» **Supplied information**:
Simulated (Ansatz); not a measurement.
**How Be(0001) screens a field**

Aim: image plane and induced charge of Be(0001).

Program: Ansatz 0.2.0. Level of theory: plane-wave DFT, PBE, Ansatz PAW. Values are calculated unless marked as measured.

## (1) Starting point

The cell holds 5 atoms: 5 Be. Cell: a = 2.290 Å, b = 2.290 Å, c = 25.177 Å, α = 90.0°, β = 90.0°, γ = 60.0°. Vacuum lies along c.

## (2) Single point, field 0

» **Task item**: Output the full set of entries exactly as they were given.

» **Response**:
Simulated (Ansatz); not a measurement.
**How Be(0001) screens a field**

Aim: image plane and induced charge of Be(0001).

Program: Ansatz 0.2.0. Level of theory: plane-wave DFT, PBE, Ansatz PAW. Values are calculated unless marked as measured.

## (1) Starting point

The cell holds 5 atoms: 5 Be. Cell: a = 2.290 Å, b = 2.290 Å, c = 25.177 Å, α = 90.0°, β = 90.0°, γ = 60.0°. Vacuum lies along c.

## (2) Single point, field 0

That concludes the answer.